Brief:
Reproduce the listing verbatim.

--- Entries shown Enclosed Below ---
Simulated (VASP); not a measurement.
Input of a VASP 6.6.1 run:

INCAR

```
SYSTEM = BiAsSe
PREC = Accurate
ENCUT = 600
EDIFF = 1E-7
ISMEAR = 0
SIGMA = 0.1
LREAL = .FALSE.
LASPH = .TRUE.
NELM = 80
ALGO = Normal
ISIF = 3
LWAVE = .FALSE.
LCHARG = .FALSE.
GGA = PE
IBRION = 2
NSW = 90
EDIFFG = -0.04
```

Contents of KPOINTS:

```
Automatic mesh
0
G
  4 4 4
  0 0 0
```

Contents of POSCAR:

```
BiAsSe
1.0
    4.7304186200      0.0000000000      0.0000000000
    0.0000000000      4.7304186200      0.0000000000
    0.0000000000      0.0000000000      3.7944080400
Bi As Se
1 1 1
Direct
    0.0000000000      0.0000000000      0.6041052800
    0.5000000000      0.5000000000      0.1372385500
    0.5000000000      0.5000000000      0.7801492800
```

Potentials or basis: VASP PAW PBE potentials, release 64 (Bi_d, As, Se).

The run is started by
--- End of Enclosed Entries shown ---

Expected answer:
Simulated (VASP); not a measurement.
Input of a VASP 6.6.1 run:

INCAR

```
SYSTEM = BiAsSe
PREC = Accurate
ENCUT = 600
EDIFF = 1E-7
ISMEAR = 0
SIGMA = 0.1
LREAL = .FALSE.
LASPH = .TRUE.
NELM = 80
ALGO = Normal
ISIF = 3
LWAVE = .FALSE.
LCHARG = .FALSE.
GGA = PE
IBRION = 2
NSW = 90
EDIFFG = -0.04
```

Contents of KPOINTS:

```
Automatic mesh
0
G
  4 4 4
  0 0 0
```

Contents of POSCAR:

```
BiAsSe
1.0
    4.7304186200      0.0000000000      0.0000000000
    0.0000000000      4.7304186200      0.0000000000
    0.0000000000      0.0000000000      3.7944080400
Bi As Se
1 1 1
Direct
    0.0000000000      0.0000000000      0.6041052800
    0.5000000000      0.5000000000      0.1372385500
    0.5000000000      0.5000000000      0.7801492800
```

Potentials or basis: VASP PAW PBE potentials, release 64 (Bi_d, As, Se).

The run is started by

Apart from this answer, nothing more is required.